---------- Entries supplied ----------

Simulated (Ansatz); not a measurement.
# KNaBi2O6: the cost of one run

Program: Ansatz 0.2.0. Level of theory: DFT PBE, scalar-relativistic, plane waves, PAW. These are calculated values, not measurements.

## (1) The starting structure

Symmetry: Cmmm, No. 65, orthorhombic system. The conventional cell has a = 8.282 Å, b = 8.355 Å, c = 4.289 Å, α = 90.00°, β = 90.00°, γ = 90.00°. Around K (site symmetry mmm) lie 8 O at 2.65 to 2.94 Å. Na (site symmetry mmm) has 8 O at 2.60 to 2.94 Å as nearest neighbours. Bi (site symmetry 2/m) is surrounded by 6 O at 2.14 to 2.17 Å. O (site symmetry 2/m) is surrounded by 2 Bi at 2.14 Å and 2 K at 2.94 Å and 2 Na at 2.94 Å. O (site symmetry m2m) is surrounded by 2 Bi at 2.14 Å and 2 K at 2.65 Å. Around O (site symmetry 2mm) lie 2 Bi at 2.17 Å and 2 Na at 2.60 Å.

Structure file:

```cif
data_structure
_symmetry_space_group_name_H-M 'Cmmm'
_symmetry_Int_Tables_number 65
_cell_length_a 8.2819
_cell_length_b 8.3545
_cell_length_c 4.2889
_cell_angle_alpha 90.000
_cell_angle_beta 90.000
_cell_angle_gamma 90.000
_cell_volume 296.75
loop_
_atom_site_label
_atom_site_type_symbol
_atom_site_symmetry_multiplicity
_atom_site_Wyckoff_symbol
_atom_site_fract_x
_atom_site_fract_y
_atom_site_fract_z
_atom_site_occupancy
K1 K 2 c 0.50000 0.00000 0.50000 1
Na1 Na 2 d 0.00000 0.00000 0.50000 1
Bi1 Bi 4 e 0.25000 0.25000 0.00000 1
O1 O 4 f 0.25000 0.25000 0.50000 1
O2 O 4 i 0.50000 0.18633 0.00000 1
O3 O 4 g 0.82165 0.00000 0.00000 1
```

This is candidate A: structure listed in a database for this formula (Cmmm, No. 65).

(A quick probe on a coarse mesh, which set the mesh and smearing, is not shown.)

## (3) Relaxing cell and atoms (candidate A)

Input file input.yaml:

----------

Required action:
Among the records above, extract exactly the lines from the line with "Program: Ansatz 0.2.0." to the line with "## (1) The starting structure", both lines included, and leave out the rest.

Task response:
Program: Ansatz 0.2.0. Level of theory: DFT PBE, scalar-relativistic, plane waves, PAW. These are calculated values, not measurements.

## (1) The starting structure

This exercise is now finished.